Top of Raw data

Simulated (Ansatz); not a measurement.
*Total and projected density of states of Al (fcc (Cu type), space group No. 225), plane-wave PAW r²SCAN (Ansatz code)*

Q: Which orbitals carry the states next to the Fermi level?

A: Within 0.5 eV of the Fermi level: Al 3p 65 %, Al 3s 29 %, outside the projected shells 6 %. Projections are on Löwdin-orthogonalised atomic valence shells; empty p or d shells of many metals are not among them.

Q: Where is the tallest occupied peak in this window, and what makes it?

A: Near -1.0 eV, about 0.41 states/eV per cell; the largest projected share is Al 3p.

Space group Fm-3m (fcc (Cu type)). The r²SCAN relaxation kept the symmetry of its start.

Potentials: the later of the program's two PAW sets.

Bottom of Raw data

__Work instruction__
The response should be the listing above, limited to the lines between the one holding "r²SCAN (Ansatz code)*" and the one holding "A: Near -1.0", inclusive, reproduced exactly.

__Solution__
*Total and projected density of states of Al (fcc (Cu type), space group No. 225), plane-wave PAW r²SCAN (Ansatz code)*

Q: Which orbitals carry the states next to the Fermi level?

A: Within 0.5 eV of the Fermi level: Al 3p 65 %, Al 3s 29 %, outside the projected shells 6 %. Projections are on Löwdin-orthogonalised atomic valence shells; empty p or d shells of many metals are not among them.

Q: Where is the tallest occupied peak in this window, and what makes it?

A: Near -1.0 eV, about 0.41 states/eV per cell; the largest projected share is Al 3p.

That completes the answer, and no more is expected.